◆ **Work order**
Only the lines below, from the one with "On the command" through the one with "Numbers of over", are to be written out, exactly.

◆ **Given information**
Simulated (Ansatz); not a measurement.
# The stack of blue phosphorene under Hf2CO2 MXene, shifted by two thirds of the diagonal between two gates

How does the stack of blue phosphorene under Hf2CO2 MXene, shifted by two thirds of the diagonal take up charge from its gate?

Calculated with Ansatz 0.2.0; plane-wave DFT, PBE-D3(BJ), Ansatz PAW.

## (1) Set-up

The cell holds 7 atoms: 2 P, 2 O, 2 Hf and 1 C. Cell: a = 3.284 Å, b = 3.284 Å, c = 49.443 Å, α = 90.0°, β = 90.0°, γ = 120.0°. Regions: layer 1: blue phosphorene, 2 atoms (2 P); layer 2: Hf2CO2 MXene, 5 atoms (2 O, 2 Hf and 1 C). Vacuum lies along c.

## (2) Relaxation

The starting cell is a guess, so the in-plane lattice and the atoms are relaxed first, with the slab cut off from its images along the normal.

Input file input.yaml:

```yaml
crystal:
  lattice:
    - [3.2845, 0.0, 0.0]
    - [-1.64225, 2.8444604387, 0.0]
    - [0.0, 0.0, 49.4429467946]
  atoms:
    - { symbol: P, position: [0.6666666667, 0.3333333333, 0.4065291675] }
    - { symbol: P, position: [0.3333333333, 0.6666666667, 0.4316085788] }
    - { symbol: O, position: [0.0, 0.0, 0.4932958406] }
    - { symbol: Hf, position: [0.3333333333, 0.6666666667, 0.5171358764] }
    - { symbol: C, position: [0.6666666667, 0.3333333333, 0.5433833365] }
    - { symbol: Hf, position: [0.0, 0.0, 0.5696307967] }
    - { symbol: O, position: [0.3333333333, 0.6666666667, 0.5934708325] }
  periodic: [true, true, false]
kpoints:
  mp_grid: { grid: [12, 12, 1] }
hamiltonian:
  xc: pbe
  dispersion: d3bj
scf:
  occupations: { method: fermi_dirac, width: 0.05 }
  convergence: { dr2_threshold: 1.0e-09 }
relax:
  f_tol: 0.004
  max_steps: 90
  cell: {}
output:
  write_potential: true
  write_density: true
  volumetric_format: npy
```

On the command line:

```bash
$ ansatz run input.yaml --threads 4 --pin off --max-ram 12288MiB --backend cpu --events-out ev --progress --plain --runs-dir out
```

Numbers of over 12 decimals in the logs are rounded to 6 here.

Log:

◆ **Problem solution**
On the command line:

```bash
$ ansatz run input.yaml --threads 4 --pin off --max-ram 12288MiB --backend cpu --events-out ev --progress --plain --runs-dir out
```

Numbers of over 12 decimals in the logs are rounded to 6 here.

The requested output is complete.